-- Work instruction --
When you reach the line containing "A: Band gap", stop after it; until then, copy each line of the listing exactly, starting with the first.

-- Data under study --
○ ○ ○
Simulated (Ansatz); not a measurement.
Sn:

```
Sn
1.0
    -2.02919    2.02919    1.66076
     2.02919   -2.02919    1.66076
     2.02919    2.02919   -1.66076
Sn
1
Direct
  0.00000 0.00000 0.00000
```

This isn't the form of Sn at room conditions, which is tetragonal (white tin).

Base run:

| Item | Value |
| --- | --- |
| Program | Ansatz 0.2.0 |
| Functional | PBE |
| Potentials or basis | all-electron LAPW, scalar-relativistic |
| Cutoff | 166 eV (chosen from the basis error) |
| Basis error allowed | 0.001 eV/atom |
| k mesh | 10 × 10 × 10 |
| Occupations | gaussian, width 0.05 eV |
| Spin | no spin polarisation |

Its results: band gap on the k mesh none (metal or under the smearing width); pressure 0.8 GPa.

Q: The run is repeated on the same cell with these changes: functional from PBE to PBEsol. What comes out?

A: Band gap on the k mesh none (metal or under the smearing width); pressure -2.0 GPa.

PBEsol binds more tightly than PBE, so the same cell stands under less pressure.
○ ○ ○

-- Reply --
Simulated (Ansatz); not a measurement.
Sn:

```
Sn
1.0
    -2.02919    2.02919    1.66076
     2.02919   -2.02919    1.66076
     2.02919    2.02919   -1.66076
Sn
1
Direct
  0.00000 0.00000 0.00000
```

This isn't the form of Sn at room conditions, which is tetragonal (white tin).

Base run:

| Item | Value |
| --- | --- |
| Program | Ansatz 0.2.0 |
| Functional | PBE |
| Potentials or basis | all-electron LAPW, scalar-relativistic |
| Cutoff | 166 eV (chosen from the basis error) |
| Basis error allowed | 0.001 eV/atom |
| k mesh | 10 × 10 × 10 |
| Occupations | gaussian, width 0.05 eV |
| Spin | no spin polarisation |

Its results: band gap on the k mesh none (metal or under the smearing width); pressure 0.8 GPa.

Q: The run is repeated on the same cell with these changes: functional from PBE to PBEsol. What comes out?

A: Band gap on the k mesh none (metal or under the smearing width); pressure -2.0 GPa.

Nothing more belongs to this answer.